============================================================

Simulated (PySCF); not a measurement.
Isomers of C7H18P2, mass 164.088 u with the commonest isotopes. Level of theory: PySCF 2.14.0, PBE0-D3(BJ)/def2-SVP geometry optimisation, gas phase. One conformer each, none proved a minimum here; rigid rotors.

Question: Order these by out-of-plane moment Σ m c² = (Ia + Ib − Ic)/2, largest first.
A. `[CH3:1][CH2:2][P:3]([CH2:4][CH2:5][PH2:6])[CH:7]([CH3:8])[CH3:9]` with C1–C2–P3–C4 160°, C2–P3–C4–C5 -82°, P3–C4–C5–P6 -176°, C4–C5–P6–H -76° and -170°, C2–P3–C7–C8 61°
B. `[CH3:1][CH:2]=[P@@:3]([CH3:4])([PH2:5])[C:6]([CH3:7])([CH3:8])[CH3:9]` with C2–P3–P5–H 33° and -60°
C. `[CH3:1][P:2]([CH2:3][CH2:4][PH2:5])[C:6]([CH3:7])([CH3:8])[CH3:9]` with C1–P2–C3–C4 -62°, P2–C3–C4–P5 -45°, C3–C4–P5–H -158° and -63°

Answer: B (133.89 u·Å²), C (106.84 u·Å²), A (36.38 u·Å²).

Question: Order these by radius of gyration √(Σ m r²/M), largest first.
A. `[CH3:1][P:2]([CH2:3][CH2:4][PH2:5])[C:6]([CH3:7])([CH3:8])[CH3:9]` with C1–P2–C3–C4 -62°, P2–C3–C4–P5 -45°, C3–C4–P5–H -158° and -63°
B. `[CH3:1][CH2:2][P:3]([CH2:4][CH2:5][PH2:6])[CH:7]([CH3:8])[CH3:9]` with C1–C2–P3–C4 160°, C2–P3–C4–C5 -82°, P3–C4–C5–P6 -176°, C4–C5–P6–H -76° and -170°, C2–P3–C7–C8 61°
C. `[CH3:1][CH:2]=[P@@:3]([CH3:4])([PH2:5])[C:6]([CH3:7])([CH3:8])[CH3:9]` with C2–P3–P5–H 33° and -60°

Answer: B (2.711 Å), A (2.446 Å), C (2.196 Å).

============================================================

• _TASK ITEM_
Write the opening line of the data above and every line after it, exactly, stopping once you have written the line with "Question: Order these by out-of-plane".

• _EXERCISE RESPONSE_
Simulated (PySCF); not a measurement.
Isomers of C7H18P2, mass 164.088 u with the commonest isotopes. Level of theory: PySCF 2.14.0, PBE0-D3(BJ)/def2-SVP geometry optimisation, gas phase. One conformer each, none proved a minimum here; rigid rotors.

Question: Order these by out-of-plane moment Σ m c² = (Ia + Ib − Ic)/2, largest first.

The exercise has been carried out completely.